########################################

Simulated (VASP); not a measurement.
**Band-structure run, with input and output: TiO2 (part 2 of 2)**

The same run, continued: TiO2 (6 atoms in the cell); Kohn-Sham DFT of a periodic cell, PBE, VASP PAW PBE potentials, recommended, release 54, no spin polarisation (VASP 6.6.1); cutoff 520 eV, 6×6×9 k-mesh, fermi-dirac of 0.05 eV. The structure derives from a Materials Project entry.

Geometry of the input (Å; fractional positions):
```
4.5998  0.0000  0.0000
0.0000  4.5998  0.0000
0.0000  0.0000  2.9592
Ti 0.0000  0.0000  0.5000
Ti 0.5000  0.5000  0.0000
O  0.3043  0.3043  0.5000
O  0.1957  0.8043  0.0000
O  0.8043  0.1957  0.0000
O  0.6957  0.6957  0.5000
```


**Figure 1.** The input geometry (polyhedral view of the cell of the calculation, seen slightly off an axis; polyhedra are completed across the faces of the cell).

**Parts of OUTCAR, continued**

########################################

> Required action
Return all of the data precisely as it appears.

> Response
Simulated (VASP); not a measurement.
**Band-structure run, with input and output: TiO2 (part 2 of 2)**

The same run, continued: TiO2 (6 atoms in the cell); Kohn-Sham DFT of a periodic cell, PBE, VASP PAW PBE potentials, recommended, release 54, no spin polarisation (VASP 6.6.1); cutoff 520 eV, 6×6×9 k-mesh, fermi-dirac of 0.05 eV. The structure derives from a Materials Project entry.

Geometry of the input (Å; fractional positions):
```
4.5998  0.0000  0.0000
0.0000  4.5998  0.0000
0.0000  0.0000  2.9592
Ti 0.0000  0.0000  0.5000
Ti 0.5000  0.5000  0.0000
O  0.3043  0.3043  0.5000
O  0.1957  0.8043  0.0000
O  0.8043  0.1957  0.0000
O  0.6957  0.6957  0.5000
```


**Figure 1.** The input geometry (polyhedral view of the cell of the calculation, seen slightly off an axis; polyhedra are completed across the faces of the cell).

**Parts of OUTCAR, continued**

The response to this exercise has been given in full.